┄┄┄┄┄┄┄┄┄┄

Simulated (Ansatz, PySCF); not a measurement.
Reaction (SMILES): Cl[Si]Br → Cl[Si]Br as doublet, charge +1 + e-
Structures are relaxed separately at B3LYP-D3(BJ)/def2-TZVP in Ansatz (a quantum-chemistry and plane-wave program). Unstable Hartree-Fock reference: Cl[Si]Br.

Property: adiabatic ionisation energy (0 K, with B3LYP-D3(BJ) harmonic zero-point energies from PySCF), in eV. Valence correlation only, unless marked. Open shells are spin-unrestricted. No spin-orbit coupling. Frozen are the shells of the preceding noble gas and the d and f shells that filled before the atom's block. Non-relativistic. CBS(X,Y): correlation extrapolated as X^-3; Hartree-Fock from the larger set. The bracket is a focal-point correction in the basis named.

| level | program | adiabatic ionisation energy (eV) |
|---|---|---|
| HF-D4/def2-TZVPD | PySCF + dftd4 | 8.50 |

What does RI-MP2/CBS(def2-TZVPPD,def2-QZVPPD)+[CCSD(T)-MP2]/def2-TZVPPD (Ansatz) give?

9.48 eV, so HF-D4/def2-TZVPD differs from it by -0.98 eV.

┄┄┄┄┄┄┄┄┄┄

ACTIVITY |
Return each line exactly, beginning at the start of the material above and ending at the line that includes "Structures are relaxed", with both of those kept.

WRITTEN SOLUTION |
Simulated (Ansatz, PySCF); not a measurement.
Reaction (SMILES): Cl[Si]Br → Cl[Si]Br as doublet, charge +1 + e-
Structures are relaxed separately at B3LYP-D3(BJ)/def2-TZVP in Ansatz (a quantum-chemistry and plane-wave program). Unstable Hartree-Fock reference: Cl[Si]Br.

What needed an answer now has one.